> [Work order]:
Word for word, retype the records below.

[Start of section]

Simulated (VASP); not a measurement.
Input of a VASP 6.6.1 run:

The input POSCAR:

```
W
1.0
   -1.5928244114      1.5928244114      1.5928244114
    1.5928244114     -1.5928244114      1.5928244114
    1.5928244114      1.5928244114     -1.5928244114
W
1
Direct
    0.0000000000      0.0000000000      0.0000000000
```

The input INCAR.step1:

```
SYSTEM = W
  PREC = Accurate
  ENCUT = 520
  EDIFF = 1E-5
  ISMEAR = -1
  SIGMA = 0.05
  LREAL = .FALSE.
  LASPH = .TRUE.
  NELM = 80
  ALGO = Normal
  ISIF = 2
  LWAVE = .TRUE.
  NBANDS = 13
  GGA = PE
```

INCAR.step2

[End of section]

> [Response]:
Simulated (VASP); not a measurement.
Input of a VASP 6.6.1 run:

The input POSCAR:

```
W
1.0
   -1.5928244114      1.5928244114      1.5928244114
    1.5928244114     -1.5928244114      1.5928244114
    1.5928244114      1.5928244114     -1.5928244114
W
1
Direct
    0.0000000000      0.0000000000      0.0000000000
```

The input INCAR.step1:

```
SYSTEM = W
  PREC = Accurate
  ENCUT = 520
  EDIFF = 1E-5
  ISMEAR = -1
  SIGMA = 0.05
  LREAL = .FALSE.
  LASPH = .TRUE.
  NELM = 80
  ALGO = Normal
  ISIF = 2
  LWAVE = .TRUE.
  NBANDS = 13
  GGA = PE
```

INCAR.step2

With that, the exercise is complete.